******************************
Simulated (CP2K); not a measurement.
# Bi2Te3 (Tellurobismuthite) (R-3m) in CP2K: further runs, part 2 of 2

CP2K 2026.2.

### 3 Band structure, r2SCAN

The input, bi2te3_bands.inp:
******************************

Action item
Begin at the first line of the records above and restate each line word for word, stopping after the line with "### 3 Band structure, r2SCAN".

Result
Simulated (CP2K); not a measurement.
# Bi2Te3 (Tellurobismuthite) (R-3m) in CP2K: further runs, part 2 of 2

CP2K 2026.2.

### 3 Band structure, r2SCAN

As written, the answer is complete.